▸ Work task:
For this exercise, return exactly the lines of the material below that begin at the one with "(eV) | α (au) |" and stop after the one with "0.81 | 76.9 |".

▸ Given data:
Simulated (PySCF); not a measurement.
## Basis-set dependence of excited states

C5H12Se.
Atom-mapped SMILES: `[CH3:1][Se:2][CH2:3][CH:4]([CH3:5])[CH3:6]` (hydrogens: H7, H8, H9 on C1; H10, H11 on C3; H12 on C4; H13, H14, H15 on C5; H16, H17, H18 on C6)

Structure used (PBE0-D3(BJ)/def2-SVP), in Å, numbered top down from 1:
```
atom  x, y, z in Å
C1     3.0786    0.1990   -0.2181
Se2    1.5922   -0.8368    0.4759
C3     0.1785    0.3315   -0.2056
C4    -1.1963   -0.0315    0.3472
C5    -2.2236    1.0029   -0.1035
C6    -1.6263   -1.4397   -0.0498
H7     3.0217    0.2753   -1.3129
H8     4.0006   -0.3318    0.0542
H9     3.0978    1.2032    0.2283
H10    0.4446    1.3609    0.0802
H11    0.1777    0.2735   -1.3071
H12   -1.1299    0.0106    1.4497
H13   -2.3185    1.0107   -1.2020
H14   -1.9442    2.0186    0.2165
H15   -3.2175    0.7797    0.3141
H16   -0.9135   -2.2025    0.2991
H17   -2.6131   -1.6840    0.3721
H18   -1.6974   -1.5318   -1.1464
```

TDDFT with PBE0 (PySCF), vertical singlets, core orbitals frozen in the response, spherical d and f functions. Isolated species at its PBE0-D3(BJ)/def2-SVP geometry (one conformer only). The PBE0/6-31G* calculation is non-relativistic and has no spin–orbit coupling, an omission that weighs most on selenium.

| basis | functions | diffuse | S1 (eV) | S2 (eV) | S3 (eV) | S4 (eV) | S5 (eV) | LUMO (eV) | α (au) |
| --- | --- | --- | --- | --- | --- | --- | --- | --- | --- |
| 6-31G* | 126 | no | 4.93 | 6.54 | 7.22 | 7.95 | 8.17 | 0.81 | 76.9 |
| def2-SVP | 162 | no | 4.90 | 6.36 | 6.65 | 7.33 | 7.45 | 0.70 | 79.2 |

▸ Answer area:
| basis | functions | diffuse | S1 (eV) | S2 (eV) | S3 (eV) | S4 (eV) | S5 (eV) | LUMO (eV) | α (au) |
| --- | --- | --- | --- | --- | --- | --- | --- | --- | --- |
| 6-31G* | 126 | no | 4.93 | 6.54 | 7.22 | 7.95 | 8.17 | 0.81 | 76.9 |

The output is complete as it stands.